(Assignment): Write out, from the entries below, exactly the lines that run between the lines holding "TiO2 is deformed" and "Atoms are numbered", inclusive, and stop there.

- - -

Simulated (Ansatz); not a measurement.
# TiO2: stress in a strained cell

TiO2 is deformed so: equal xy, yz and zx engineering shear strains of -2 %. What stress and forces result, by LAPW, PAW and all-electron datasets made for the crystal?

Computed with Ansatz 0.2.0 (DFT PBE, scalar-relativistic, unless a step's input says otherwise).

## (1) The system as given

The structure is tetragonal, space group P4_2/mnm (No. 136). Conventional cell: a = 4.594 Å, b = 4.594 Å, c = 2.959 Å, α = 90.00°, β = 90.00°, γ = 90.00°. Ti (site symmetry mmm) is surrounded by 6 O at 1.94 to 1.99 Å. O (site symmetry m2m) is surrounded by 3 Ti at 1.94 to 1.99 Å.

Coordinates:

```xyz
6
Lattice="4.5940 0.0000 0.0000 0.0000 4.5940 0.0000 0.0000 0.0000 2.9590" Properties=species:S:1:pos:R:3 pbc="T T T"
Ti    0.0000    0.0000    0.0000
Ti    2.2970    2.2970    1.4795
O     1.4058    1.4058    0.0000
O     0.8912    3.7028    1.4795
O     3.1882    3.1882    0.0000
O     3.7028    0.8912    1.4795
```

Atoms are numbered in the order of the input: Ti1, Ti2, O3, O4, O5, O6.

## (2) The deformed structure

- - -

(Exercise answer):
TiO2 is deformed so: equal xy, yz and zx engineering shear strains of -2 %. What stress and forces result, by LAPW, PAW and all-electron datasets made for the crystal?

Computed with Ansatz 0.2.0 (DFT PBE, scalar-relativistic, unless a step's input says otherwise).

## (1) The system as given

The structure is tetragonal, space group P4_2/mnm (No. 136). Conventional cell: a = 4.594 Å, b = 4.594 Å, c = 2.959 Å, α = 90.00°, β = 90.00°, γ = 90.00°. Ti (site symmetry mmm) is surrounded by 6 O at 1.94 to 1.99 Å. O (site symmetry m2m) is surrounded by 3 Ti at 1.94 to 1.99 Å.

Coordinates:

```xyz
6
Lattice="4.5940 0.0000 0.0000 0.0000 4.5940 0.0000 0.0000 0.0000 2.9590" Properties=species:S:1:pos:R:3 pbc="T T T"
Ti    0.0000    0.0000    0.0000
Ti    2.2970    2.2970    1.4795
O     1.4058    1.4058    0.0000
O     0.8912    3.7028    1.4795
O     3.1882    3.1882    0.0000
O     3.7028    0.8912    1.4795
```

Atoms are numbered in the order of the input: Ti1, Ti2, O3, O4, O5, O6.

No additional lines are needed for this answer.